» **REQUIRED ACTION**
The answer is a stretch of the material below, returned exactly: the line containing "Ansatz 0.2.0; DFT", the line containing "So far. Step", and all lines between.

» **MATERIAL SUPPLIED**
= = =

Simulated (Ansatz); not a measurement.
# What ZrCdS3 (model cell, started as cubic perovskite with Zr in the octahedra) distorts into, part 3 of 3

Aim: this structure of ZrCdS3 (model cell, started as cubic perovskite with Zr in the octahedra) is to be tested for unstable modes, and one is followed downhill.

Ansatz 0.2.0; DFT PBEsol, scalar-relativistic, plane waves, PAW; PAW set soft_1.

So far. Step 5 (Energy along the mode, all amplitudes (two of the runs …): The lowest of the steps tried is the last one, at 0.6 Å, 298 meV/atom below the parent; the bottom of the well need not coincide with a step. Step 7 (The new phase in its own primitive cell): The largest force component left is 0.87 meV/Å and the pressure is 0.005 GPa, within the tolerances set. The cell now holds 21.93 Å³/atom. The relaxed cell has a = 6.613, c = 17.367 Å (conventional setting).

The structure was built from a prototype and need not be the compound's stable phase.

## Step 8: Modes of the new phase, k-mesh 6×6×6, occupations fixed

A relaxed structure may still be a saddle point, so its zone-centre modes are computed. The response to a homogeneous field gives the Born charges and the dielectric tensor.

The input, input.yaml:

= = =

» **RESULT**
Ansatz 0.2.0; DFT PBEsol, scalar-relativistic, plane waves, PAW; PAW set soft_1.

So far. Step 5 (Energy along the mode, all amplitudes (two of the runs …): The lowest of the steps tried is the last one, at 0.6 Å, 298 meV/atom below the parent; the bottom of the well need not coincide with a step. Step 7 (The new phase in its own primitive cell): The largest force component left is 0.87 meV/Å and the pressure is 0.005 GPa, within the tolerances set. The cell now holds 21.93 Å³/atom. The relaxed cell has a = 6.613, c = 17.367 Å (conventional setting).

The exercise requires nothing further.